**Records provided**:
####################
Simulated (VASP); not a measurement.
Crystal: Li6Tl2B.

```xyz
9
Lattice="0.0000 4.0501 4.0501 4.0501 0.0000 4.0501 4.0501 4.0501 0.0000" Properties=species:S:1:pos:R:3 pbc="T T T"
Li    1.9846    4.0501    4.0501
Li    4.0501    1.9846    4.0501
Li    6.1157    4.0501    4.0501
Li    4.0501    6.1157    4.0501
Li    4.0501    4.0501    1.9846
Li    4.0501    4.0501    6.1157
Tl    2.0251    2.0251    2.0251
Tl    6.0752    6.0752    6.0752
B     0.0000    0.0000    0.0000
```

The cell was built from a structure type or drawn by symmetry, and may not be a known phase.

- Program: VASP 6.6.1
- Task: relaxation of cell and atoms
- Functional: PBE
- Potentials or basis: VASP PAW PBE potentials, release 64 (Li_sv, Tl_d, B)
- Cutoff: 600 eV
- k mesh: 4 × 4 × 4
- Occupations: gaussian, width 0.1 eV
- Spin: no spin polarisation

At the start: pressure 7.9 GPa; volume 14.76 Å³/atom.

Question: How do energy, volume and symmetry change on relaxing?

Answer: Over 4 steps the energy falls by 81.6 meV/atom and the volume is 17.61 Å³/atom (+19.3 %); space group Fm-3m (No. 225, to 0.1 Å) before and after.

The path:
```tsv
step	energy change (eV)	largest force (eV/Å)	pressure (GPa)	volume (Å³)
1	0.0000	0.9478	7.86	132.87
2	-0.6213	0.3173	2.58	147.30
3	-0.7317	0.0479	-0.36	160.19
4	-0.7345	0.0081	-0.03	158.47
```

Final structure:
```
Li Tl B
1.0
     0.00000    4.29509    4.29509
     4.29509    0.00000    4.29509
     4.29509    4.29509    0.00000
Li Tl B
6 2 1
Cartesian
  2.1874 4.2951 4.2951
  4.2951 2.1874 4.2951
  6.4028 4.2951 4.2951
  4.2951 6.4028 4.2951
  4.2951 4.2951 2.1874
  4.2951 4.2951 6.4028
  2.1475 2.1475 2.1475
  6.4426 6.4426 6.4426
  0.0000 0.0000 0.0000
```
####################

Exactly as they appear above, output the lines of the data from the first through the one that contains "- Task: relaxation of cell and atoms", and only those lines.

Simulated (VASP); not a measurement.
Crystal: Li6Tl2B.

```xyz
9
Lattice="0.0000 4.0501 4.0501 4.0501 0.0000 4.0501 4.0501 4.0501 0.0000" Properties=species:S:1:pos:R:3 pbc="T T T"
Li    1.9846    4.0501    4.0501
Li    4.0501    1.9846    4.0501
Li    6.1157    4.0501    4.0501
Li    4.0501    6.1157    4.0501
Li    4.0501    4.0501    1.9846
Li    4.0501    4.0501    6.1157
Tl    2.0251    2.0251    2.0251
Tl    6.0752    6.0752    6.0752
B     0.0000    0.0000    0.0000
```

The cell was built from a structure type or drawn by symmetry, and may not be a known phase.

- Program: VASP 6.6.1
- Task: relaxation of cell and atoms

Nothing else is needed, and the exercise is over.